━━━ EXCERPTED RECORDS ━━━
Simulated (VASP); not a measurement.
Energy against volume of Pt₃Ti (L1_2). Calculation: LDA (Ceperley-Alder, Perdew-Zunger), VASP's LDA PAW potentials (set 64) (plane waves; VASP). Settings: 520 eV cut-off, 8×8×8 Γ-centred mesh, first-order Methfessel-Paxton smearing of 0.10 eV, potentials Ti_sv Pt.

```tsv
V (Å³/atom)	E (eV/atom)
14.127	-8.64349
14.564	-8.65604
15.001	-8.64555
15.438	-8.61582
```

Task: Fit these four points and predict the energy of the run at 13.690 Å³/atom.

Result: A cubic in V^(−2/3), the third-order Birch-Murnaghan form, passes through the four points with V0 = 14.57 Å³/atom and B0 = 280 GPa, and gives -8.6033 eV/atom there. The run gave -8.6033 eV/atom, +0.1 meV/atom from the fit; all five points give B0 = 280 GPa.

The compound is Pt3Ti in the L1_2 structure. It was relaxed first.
━━━

## EXERCISE
What's wanted here is every record, retyped exactly as shown above.

## ANSWER AREA
Simulated (VASP); not a measurement.
Energy against volume of Pt₃Ti (L1_2). Calculation: LDA (Ceperley-Alder, Perdew-Zunger), VASP's LDA PAW potentials (set 64) (plane waves; VASP). Settings: 520 eV cut-off, 8×8×8 Γ-centred mesh, first-order Methfessel-Paxton smearing of 0.10 eV, potentials Ti_sv Pt.

```tsv
V (Å³/atom)	E (eV/atom)
14.127	-8.64349
14.564	-8.65604
15.001	-8.64555
15.438	-8.61582
```

Task: Fit these four points and predict the energy of the run at 13.690 Å³/atom.

Result: A cubic in V^(−2/3), the third-order Birch-Murnaghan form, passes through the four points with V0 = 14.57 Å³/atom and B0 = 280 GPa, and gives -8.6033 eV/atom there. The run gave -8.6033 eV/atom, +0.1 meV/atom from the fit; all five points give B0 = 280 GPa.

The compound is Pt3Ti in the L1_2 structure. It was relaxed first.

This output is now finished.